◆ WORK REQUEST
Nothing but the lines from the one with "Periodic cell of" down to the one with "k mesh: 1 x 1 x 1, Gamma-centred" should be returned, exactly and with both ends included, from the material below.

◆ DATASET
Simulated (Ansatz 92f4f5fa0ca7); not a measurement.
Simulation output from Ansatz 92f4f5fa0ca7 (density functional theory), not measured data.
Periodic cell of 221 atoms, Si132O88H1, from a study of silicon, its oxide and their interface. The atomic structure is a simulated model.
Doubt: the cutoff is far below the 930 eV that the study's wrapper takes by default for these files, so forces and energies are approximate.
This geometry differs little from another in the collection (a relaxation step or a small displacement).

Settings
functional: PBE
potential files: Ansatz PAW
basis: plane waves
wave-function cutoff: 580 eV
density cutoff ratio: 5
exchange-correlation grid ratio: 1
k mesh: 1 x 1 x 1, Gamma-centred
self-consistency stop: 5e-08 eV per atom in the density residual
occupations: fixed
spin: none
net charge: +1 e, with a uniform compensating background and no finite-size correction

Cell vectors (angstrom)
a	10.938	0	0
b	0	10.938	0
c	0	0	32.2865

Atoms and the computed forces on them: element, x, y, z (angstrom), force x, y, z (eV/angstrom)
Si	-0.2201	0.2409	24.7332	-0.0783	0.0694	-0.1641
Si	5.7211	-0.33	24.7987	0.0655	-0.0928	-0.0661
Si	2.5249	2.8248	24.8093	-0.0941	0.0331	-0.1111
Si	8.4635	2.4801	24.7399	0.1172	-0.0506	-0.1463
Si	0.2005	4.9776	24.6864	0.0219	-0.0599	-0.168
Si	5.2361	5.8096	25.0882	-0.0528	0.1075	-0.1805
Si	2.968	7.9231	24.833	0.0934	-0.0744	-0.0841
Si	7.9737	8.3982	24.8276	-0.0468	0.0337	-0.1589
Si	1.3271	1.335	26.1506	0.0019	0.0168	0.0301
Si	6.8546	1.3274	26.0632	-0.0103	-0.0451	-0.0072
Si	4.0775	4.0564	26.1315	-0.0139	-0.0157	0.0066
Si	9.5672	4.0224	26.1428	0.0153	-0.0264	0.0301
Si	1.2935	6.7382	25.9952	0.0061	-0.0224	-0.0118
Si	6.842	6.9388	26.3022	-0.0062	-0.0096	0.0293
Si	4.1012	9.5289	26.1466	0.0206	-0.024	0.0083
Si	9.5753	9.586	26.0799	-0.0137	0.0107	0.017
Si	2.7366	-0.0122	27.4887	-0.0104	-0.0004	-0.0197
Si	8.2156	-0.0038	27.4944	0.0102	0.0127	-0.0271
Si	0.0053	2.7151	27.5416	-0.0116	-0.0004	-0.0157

◆ ANSWER SPACE
Periodic cell of 221 atoms, Si132O88H1, from a study of silicon, its oxide and their interface. The atomic structure is a simulated model.
Doubt: the cutoff is far below the 930 eV that the study's wrapper takes by default for these files, so forces and energies are approximate.
This geometry differs little from another in the collection (a relaxation step or a small displacement).

Settings
functional: PBE
potential files: Ansatz PAW
basis: plane waves
wave-function cutoff: 580 eV
density cutoff ratio: 5
exchange-correlation grid ratio: 1
k mesh: 1 x 1 x 1, Gamma-centred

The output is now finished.